TASK ITEM
Take the data below. Output it exactly from its first line through the line containing "Charge 0, spin multiplicity 1.".

RECORDED DATA
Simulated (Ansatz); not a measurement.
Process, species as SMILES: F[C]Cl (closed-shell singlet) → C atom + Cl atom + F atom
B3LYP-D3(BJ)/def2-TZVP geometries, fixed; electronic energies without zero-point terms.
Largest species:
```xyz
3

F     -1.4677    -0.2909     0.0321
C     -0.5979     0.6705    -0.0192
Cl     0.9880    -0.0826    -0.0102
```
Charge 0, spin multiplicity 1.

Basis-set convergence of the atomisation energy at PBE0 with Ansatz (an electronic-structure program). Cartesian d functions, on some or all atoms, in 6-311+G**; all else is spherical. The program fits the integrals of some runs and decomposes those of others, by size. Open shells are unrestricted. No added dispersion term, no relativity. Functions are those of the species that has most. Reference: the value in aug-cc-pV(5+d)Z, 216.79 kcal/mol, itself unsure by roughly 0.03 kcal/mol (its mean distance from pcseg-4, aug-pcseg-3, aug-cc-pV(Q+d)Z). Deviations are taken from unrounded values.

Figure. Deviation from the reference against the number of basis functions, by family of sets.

ANSWER SECTION
Simulated (Ansatz); not a measurement.
Process, species as SMILES: F[C]Cl (closed-shell singlet) → C atom + Cl atom + F atom
B3LYP-D3(BJ)/def2-TZVP geometries, fixed; electronic energies without zero-point terms.
Largest species:
```xyz
3

F     -1.4677    -0.2909     0.0321
C     -0.5979     0.6705    -0.0192
Cl     0.9880    -0.0826    -0.0102
```
Charge 0, spin multiplicity 1.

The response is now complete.